## WORK ORDER
The first line of the entries below, the line containing "The pressure is", and every line between them should be repeated exactly, and nothing else.

## ENTRIES SUPPLIED
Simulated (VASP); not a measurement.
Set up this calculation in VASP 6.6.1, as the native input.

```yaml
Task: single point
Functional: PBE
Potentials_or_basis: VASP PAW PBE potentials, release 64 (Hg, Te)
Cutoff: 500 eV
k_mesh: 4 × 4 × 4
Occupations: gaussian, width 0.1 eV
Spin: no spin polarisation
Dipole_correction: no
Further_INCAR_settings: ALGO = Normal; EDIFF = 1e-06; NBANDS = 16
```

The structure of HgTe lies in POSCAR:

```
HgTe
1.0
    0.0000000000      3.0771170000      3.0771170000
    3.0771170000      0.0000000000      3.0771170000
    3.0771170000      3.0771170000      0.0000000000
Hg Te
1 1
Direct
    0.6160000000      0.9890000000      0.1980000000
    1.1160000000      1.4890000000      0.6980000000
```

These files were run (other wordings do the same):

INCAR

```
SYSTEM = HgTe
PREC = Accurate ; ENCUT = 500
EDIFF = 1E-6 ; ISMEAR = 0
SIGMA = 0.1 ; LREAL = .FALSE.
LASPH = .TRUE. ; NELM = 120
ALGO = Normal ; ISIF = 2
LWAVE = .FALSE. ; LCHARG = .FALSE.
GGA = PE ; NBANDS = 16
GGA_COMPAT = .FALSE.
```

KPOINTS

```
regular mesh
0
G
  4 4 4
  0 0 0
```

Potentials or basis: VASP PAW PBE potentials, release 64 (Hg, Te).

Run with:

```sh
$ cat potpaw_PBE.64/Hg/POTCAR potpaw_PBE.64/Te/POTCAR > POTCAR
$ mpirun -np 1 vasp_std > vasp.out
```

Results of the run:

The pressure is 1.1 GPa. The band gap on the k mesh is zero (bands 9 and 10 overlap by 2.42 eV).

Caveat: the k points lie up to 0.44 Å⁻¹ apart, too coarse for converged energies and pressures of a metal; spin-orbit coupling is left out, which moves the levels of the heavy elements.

## RESPONSE
Simulated (VASP); not a measurement.
Set up this calculation in VASP 6.6.1, as the native input.

```yaml
Task: single point
Functional: PBE
Potentials_or_basis: VASP PAW PBE potentials, release 64 (Hg, Te)
Cutoff: 500 eV
k_mesh: 4 × 4 × 4
Occupations: gaussian, width 0.1 eV
Spin: no spin polarisation
Dipole_correction: no
Further_INCAR_settings: ALGO = Normal; EDIFF = 1e-06; NBANDS = 16
```

The structure of HgTe lies in POSCAR:

```
HgTe
1.0
    0.0000000000      3.0771170000      3.0771170000
    3.0771170000      0.0000000000      3.0771170000
    3.0771170000      3.0771170000      0.0000000000
Hg Te
1 1
Direct
    0.6160000000      0.9890000000      0.1980000000
    1.1160000000      1.4890000000      0.6980000000
```

These files were run (other wordings do the same):

INCAR

```
SYSTEM = HgTe
PREC = Accurate ; ENCUT = 500
EDIFF = 1E-6 ; ISMEAR = 0
SIGMA = 0.1 ; LREAL = .FALSE.
LASPH = .TRUE. ; NELM = 120
ALGO = Normal ; ISIF = 2
LWAVE = .FALSE. ; LCHARG = .FALSE.
GGA = PE ; NBANDS = 16
GGA_COMPAT = .FALSE.
```

KPOINTS

```
regular mesh
0
G
  4 4 4
  0 0 0
```

Potentials or basis: VASP PAW PBE potentials, release 64 (Hg, Te).

Run with:

```sh
$ cat potpaw_PBE.64/Hg/POTCAR potpaw_PBE.64/Te/POTCAR > POTCAR
$ mpirun -np 1 vasp_std > vasp.out
```

Results of the run:

The pressure is 1.1 GPa. The band gap on the k mesh is zero (bands 9 and 10 overlap by 2.42 eV).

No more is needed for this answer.